Information given:

++++++++

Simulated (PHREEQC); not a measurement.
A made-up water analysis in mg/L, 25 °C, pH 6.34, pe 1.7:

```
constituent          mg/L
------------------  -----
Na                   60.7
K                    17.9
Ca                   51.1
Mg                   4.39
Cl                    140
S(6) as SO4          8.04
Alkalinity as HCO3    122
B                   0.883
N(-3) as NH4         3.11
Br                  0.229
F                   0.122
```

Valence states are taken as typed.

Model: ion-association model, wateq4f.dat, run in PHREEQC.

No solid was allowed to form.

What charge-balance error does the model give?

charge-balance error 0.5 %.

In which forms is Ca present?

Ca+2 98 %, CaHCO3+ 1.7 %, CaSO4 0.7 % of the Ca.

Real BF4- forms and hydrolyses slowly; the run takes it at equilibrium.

++++++++

Brief: Every entry above should be retyped exactly as shown.

Exercise output:
Simulated (PHREEQC); not a measurement.
A made-up water analysis in mg/L, 25 °C, pH 6.34, pe 1.7:

```
constituent          mg/L
------------------  -----
Na                   60.7
K                    17.9
Ca                   51.1
Mg                   4.39
Cl                    140
S(6) as SO4          8.04
Alkalinity as HCO3    122
B                   0.883
N(-3) as NH4         3.11
Br                  0.229
F                   0.122
```

Valence states are taken as typed.

Model: ion-association model, wateq4f.dat, run in PHREEQC.

No solid was allowed to form.

What charge-balance error does the model give?

charge-balance error 0.5 %.

In which forms is Ca present?

Ca+2 98 %, CaHCO3+ 1.7 %, CaSO4 0.7 % of the Ca.

Real BF4- forms and hydrolyses slowly; the run takes it at equilibrium.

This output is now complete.